————

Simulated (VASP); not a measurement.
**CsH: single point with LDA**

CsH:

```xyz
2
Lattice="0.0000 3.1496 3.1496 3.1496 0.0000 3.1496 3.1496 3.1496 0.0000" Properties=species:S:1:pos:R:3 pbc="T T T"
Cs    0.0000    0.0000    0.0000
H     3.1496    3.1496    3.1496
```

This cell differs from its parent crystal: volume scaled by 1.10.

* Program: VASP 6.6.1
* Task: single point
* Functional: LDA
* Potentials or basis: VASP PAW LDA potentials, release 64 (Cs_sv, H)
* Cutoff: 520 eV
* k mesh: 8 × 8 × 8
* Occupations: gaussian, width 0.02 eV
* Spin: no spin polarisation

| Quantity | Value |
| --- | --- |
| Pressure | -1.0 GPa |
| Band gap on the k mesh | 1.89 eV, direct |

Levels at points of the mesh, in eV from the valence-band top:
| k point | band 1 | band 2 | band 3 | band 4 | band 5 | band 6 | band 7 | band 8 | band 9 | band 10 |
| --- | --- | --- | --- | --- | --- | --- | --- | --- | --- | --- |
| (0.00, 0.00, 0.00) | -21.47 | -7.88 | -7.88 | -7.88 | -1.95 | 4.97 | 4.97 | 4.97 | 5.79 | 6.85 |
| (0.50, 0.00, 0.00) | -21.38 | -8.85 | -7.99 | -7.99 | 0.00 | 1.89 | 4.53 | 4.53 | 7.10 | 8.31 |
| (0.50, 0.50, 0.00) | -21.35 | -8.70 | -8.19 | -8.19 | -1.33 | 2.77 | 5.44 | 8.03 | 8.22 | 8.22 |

————

BRIEF →
Would you please copy exactly the part of the entries above that begins at the line containing "This cell differs" and ends at the line containing "7.10 | 8.31 |", both lines included?

ANSWER AREA →
This cell differs from its parent crystal: volume scaled by 1.10.

* Program: VASP 6.6.1
* Task: single point
* Functional: LDA
* Potentials or basis: VASP PAW LDA potentials, release 64 (Cs_sv, H)
* Cutoff: 520 eV
* k mesh: 8 × 8 × 8
* Occupations: gaussian, width 0.02 eV
* Spin: no spin polarisation

| Quantity | Value |
| --- | --- |
| Pressure | -1.0 GPa |
| Band gap on the k mesh | 1.89 eV, direct |

Levels at points of the mesh, in eV from the valence-band top:
| k point | band 1 | band 2 | band 3 | band 4 | band 5 | band 6 | band 7 | band 8 | band 9 | band 10 |
| --- | --- | --- | --- | --- | --- | --- | --- | --- | --- | --- |
| (0.00, 0.00, 0.00) | -21.47 | -7.88 | -7.88 | -7.88 | -1.95 | 4.97 | 4.97 | 4.97 | 5.79 | 6.85 |
| (0.50, 0.00, 0.00) | -21.38 | -8.85 | -7.99 | -7.99 | 0.00 | 1.89 | 4.53 | 4.53 | 7.10 | 8.31 |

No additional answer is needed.